WORK REQUEST -
The entries below contain a line with "Question: The arrows" and a line with "The energy map". Retype exactly everything from the first down to the second, both included, and nothing else.

+++ GIVEN INFORMATION
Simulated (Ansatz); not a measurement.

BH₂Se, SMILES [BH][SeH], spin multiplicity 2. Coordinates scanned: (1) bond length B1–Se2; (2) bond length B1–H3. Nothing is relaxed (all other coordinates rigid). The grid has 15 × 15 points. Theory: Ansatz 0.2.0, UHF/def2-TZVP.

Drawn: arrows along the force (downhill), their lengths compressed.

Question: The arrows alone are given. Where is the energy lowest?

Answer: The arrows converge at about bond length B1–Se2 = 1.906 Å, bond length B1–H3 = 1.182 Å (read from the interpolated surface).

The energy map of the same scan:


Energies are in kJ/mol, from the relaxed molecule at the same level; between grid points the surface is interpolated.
++++++

WRITTEN ANSWER -
Question: The arrows alone are given. Where is the energy lowest?

Answer: The arrows converge at about bond length B1–Se2 = 1.906 Å, bond length B1–H3 = 1.182 Å (read from the interpolated surface).

The energy map of the same scan:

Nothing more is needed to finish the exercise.